╭─ Data under study
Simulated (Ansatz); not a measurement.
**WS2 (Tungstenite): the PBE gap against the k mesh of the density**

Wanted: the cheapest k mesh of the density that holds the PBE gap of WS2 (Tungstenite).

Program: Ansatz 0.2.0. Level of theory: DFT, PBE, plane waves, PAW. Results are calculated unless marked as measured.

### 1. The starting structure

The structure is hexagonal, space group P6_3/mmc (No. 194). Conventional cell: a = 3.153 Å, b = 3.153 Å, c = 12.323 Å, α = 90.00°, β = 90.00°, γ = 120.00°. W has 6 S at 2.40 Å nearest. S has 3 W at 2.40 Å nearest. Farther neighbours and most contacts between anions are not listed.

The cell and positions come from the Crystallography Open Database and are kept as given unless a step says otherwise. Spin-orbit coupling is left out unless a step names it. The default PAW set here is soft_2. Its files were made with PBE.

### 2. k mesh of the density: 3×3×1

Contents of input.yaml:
╰─

* **Work instruction**: None of the records may be skipped; each is to be repeated exactly.

* **Written answer**:
Simulated (Ansatz); not a measurement.
**WS2 (Tungstenite): the PBE gap against the k mesh of the density**

Wanted: the cheapest k mesh of the density that holds the PBE gap of WS2 (Tungstenite).

Program: Ansatz 0.2.0. Level of theory: DFT, PBE, plane waves, PAW. Results are calculated unless marked as measured.

### 1. The starting structure

The structure is hexagonal, space group P6_3/mmc (No. 194). Conventional cell: a = 3.153 Å, b = 3.153 Å, c = 12.323 Å, α = 90.00°, β = 90.00°, γ = 120.00°. W has 6 S at 2.40 Å nearest. S has 3 W at 2.40 Å nearest. Farther neighbours and most contacts between anions are not listed.

The cell and positions come from the Crystallography Open Database and are kept as given unless a step says otherwise. Spin-orbit coupling is left out unless a step names it. The default PAW set here is soft_2. Its files were made with PBE.

### 2. k mesh of the density: 3×3×1

Contents of input.yaml:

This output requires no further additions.